## STORED DATA
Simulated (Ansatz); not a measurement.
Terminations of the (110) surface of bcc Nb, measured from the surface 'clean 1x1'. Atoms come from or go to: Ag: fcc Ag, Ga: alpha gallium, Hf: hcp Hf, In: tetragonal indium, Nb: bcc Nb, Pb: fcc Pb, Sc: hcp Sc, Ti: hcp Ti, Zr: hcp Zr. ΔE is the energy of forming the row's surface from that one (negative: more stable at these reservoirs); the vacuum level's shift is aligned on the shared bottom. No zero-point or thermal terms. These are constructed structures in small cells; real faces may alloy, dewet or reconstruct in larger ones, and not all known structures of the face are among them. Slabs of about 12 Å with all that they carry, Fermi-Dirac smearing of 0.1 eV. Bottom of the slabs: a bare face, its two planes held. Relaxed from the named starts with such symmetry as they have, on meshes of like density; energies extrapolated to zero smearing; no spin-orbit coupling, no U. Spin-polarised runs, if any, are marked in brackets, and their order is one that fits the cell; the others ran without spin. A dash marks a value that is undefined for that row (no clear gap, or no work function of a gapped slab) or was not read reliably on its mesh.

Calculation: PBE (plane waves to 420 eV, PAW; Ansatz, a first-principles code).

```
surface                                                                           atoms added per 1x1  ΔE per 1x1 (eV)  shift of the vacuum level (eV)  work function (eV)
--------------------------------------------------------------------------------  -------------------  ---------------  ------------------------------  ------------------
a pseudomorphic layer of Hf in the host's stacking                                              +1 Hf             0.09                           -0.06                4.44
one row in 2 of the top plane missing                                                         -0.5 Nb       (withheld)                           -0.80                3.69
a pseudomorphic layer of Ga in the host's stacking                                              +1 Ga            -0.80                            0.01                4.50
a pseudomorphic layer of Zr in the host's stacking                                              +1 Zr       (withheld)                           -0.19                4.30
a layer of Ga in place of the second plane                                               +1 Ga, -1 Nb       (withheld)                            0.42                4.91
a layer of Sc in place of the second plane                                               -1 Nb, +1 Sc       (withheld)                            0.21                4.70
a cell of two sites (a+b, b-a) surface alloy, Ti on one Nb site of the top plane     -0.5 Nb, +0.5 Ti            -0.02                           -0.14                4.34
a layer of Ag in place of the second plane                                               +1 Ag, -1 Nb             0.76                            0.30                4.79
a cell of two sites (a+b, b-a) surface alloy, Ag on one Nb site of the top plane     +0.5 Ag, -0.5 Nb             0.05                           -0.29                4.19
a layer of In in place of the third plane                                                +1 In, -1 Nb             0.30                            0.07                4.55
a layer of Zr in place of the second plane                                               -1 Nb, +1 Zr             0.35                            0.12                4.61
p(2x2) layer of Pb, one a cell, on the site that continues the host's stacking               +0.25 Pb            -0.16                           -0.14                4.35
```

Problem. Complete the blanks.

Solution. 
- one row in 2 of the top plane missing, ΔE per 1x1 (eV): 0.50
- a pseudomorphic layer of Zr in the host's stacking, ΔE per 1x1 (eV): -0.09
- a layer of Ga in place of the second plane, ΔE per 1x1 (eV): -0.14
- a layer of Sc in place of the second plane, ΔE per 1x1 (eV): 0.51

## EXERCISE
Give again exactly, and only, the lines above starting at the one with "Problem. Complete the blanks." and ending at the one with "- a layer of Ga".

## RESPONSE BOX
Problem. Complete the blanks.

Solution. 
- one row in 2 of the top plane missing, ΔE per 1x1 (eV): 0.50
- a pseudomorphic layer of Zr in the host's stacking, ΔE per 1x1 (eV): -0.09
- a layer of Ga in place of the second plane, ΔE per 1x1 (eV): -0.14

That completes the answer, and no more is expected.